★ ★ ★ ★ ★ ★ ★
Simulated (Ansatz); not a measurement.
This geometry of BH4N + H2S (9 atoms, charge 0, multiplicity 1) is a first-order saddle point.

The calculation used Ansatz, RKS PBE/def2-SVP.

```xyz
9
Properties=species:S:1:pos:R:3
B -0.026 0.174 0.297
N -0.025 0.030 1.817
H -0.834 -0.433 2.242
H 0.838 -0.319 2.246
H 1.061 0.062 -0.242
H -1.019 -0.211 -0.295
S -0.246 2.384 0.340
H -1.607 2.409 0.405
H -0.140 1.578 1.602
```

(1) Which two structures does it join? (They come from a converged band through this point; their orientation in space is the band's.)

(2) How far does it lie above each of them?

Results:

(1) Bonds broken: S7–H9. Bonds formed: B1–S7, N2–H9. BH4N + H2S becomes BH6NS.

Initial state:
★ ★ ★ ★ ★ ★ ★

Required action:
Once you have read the material, set it down again word for word.

Exercise result:
Simulated (Ansatz); not a measurement.
This geometry of BH4N + H2S (9 atoms, charge 0, multiplicity 1) is a first-order saddle point.

The calculation used Ansatz, RKS PBE/def2-SVP.

```xyz
9
Properties=species:S:1:pos:R:3
B -0.026 0.174 0.297
N -0.025 0.030 1.817
H -0.834 -0.433 2.242
H 0.838 -0.319 2.246
H 1.061 0.062 -0.242
H -1.019 -0.211 -0.295
S -0.246 2.384 0.340
H -1.607 2.409 0.405
H -0.140 1.578 1.602
```

(1) Which two structures does it join? (They come from a converged band through this point; their orientation in space is the band's.)

(2) How far does it lie above each of them?

Results:

(1) Bonds broken: S7–H9. Bonds formed: B1–S7, N2–H9. BH4N + H2S becomes BH6NS.

Initial state:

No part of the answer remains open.